BRIEF: Copy, word for word, each line of the data below from the first through the line containing "### 1 The cell of the first run", and stop there.

DATA FOR ANALYSIS:
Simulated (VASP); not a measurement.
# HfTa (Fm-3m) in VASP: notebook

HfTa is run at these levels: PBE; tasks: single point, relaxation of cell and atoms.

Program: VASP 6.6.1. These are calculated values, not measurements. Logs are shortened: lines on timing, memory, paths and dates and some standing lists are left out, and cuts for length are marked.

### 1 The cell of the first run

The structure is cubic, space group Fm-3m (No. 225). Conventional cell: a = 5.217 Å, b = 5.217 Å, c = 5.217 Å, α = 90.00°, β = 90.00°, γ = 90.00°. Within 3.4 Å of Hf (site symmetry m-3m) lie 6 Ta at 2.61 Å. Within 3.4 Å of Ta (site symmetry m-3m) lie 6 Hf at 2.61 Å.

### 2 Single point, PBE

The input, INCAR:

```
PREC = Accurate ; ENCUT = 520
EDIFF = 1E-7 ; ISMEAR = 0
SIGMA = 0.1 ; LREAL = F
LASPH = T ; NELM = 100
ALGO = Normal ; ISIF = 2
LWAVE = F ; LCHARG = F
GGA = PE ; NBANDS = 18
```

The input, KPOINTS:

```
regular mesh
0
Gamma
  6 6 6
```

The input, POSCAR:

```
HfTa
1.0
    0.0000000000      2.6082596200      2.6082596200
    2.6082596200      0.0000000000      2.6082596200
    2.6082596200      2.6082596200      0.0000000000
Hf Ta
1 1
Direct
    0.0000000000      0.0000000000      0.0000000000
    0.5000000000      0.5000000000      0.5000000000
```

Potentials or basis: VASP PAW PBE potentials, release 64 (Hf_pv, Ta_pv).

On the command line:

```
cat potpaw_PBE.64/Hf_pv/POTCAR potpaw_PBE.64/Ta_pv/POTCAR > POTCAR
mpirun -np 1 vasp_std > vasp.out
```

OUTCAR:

WRITTEN ANSWER:
Simulated (VASP); not a measurement.
# HfTa (Fm-3m) in VASP: notebook

HfTa is run at these levels: PBE; tasks: single point, relaxation of cell and atoms.

Program: VASP 6.6.1. These are calculated values, not measurements. Logs are shortened: lines on timing, memory, paths and dates and some standing lists are left out, and cuts for length are marked.

### 1 The cell of the first run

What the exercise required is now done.